§ REQUIREMENT
Word for word, restate the lines from the start of the data below through the line containing "FeCu, two programs**".

[[ LISTED RECORDS open ]]

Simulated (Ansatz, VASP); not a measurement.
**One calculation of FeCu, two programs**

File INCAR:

[[ LISTED RECORDS closed ]]

§ ANSWER SPACE
Simulated (Ansatz, VASP); not a measurement.
**One calculation of FeCu, two programs**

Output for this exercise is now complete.